*** Supplied information Section Begins ***
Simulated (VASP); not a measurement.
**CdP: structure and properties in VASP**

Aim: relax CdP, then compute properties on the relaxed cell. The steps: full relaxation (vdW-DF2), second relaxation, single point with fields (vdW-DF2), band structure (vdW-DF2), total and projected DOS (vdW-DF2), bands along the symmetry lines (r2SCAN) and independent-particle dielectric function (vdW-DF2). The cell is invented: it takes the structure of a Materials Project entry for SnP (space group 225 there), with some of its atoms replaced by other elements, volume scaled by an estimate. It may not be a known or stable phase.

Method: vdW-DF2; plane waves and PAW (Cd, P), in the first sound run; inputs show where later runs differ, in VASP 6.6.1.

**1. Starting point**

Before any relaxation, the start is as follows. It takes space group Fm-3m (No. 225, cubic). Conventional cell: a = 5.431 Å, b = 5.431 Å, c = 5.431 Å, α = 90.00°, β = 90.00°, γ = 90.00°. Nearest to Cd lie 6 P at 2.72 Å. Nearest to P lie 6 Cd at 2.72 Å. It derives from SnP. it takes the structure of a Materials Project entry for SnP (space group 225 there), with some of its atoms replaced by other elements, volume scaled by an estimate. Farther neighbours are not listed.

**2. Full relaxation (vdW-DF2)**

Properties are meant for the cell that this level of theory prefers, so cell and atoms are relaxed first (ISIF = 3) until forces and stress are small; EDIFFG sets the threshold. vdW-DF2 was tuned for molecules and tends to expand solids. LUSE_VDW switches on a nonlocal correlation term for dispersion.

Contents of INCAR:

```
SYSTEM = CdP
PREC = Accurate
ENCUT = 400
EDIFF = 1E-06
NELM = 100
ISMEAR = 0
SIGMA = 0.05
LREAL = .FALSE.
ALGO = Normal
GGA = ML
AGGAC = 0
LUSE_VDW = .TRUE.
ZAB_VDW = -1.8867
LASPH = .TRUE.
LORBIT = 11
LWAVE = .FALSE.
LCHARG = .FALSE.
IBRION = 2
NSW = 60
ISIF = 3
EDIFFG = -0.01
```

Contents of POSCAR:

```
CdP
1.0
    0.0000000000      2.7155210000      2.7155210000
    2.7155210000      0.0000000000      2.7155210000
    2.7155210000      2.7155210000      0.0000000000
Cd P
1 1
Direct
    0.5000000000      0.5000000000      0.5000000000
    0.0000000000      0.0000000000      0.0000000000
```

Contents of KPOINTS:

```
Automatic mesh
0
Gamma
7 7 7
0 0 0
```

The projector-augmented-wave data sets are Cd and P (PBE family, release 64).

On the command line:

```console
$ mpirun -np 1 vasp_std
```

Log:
*** Supplied information Section Ends ***

__Exercise__: The first line of the records and every line down to the line with "properties in VASP**" must be quoted exactly; leave out all else.

__Task response__:
Simulated (VASP); not a measurement.
**CdP: structure and properties in VASP**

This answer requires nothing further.